» Entries provided:
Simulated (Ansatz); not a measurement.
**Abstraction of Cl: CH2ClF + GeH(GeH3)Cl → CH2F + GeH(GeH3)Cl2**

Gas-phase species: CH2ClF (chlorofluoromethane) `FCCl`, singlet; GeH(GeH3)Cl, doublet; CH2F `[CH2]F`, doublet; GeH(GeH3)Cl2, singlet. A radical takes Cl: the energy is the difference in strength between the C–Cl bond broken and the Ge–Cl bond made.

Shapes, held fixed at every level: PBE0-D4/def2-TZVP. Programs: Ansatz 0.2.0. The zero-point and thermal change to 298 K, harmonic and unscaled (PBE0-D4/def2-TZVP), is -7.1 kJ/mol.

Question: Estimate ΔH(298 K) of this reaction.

» Work request:
Word for word, quote all of the data above.

» Exercise solution:
Simulated (Ansatz); not a measurement.
**Abstraction of Cl: CH2ClF + GeH(GeH3)Cl → CH2F + GeH(GeH3)Cl2**

Gas-phase species: CH2ClF (chlorofluoromethane) `FCCl`, singlet; GeH(GeH3)Cl, doublet; CH2F `[CH2]F`, doublet; GeH(GeH3)Cl2, singlet. A radical takes Cl: the energy is the difference in strength between the C–Cl bond broken and the Ge–Cl bond made.

Shapes, held fixed at every level: PBE0-D4/def2-TZVP. Programs: Ansatz 0.2.0. The zero-point and thermal change to 298 K, harmonic and unscaled (PBE0-D4/def2-TZVP), is -7.1 kJ/mol.

Question: Estimate ΔH(298 K) of this reaction.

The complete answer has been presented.